▶ Assigned task
Starting at the top of the entries below, set down each line exactly as written, and stop after the line containing "Computed with GFN2-xTB".

+ + + +

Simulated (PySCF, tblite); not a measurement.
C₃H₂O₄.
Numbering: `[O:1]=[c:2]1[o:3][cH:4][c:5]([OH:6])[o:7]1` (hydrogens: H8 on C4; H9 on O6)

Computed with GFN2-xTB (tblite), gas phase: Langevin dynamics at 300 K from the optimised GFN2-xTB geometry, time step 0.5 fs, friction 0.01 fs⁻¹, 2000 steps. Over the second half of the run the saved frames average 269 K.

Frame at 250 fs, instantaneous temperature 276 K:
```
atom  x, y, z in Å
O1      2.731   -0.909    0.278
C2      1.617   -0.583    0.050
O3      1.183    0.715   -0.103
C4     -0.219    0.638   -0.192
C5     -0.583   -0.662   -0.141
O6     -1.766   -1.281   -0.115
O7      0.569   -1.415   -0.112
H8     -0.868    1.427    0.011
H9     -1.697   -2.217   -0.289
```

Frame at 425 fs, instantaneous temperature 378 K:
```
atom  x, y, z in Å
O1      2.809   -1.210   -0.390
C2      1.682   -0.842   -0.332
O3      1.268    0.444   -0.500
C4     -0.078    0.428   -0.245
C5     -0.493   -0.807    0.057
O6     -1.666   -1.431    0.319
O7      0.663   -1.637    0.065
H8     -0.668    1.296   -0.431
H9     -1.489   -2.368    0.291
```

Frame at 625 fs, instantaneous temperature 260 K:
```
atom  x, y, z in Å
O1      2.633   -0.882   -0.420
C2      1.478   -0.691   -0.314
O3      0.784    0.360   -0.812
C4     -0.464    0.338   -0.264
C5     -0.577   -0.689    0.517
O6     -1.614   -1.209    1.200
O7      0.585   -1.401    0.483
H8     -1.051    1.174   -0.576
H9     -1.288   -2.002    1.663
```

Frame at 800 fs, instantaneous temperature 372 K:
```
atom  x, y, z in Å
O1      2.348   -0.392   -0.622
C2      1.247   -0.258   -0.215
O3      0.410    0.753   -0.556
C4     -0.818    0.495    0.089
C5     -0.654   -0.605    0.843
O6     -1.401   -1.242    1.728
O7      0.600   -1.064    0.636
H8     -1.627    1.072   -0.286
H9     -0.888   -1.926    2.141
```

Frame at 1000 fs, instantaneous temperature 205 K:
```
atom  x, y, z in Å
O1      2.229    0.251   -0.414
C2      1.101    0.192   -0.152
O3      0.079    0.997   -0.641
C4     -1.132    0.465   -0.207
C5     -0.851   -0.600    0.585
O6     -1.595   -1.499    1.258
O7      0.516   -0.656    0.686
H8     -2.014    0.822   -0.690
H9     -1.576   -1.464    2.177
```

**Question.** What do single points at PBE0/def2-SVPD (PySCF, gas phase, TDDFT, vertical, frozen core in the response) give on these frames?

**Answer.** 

+ + + +

▶ Task solution
Simulated (PySCF, tblite); not a measurement.
C₃H₂O₄.
Numbering: `[O:1]=[c:2]1[o:3][cH:4][c:5]([OH:6])[o:7]1` (hydrogens: H8 on C4; H9 on O6)

Computed with GFN2-xTB (tblite), gas phase: Langevin dynamics at 300 K from the optimised GFN2-xTB geometry, time step 0.5 fs, friction 0.01 fs⁻¹, 2000 steps. Over the second half of the run the saved frames average 269 K.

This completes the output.